────────────────
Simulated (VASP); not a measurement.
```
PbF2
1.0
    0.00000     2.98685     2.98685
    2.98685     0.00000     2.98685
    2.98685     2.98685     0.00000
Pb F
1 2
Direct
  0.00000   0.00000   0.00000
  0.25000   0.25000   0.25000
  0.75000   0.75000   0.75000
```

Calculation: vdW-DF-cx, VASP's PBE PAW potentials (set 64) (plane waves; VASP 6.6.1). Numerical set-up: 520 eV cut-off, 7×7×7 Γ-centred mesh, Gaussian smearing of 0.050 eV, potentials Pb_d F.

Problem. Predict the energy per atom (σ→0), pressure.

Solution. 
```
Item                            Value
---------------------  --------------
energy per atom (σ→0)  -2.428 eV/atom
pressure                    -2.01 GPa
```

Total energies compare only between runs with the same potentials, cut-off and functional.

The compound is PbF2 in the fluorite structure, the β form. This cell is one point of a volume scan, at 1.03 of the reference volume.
────────────────

__Assignment__:
Please output only the lines from the first line of the entries through the line with "Calculation: vdW-DF-cx, VASP's", both included, exactly as written.

__Response__:
Simulated (VASP); not a measurement.
```
PbF2
1.0
    0.00000     2.98685     2.98685
    2.98685     0.00000     2.98685
    2.98685     2.98685     0.00000
Pb F
1 2
Direct
  0.00000   0.00000   0.00000
  0.25000   0.25000   0.25000
  0.75000   0.75000   0.75000
```

Calculation: vdW-DF-cx, VASP's PBE PAW potentials (set 64) (plane waves; VASP 6.6.1). Numerical set-up: 520 eV cut-off, 7×7×7 Γ-centred mesh, Gaussian smearing of 0.050 eV, potentials Pb_d F.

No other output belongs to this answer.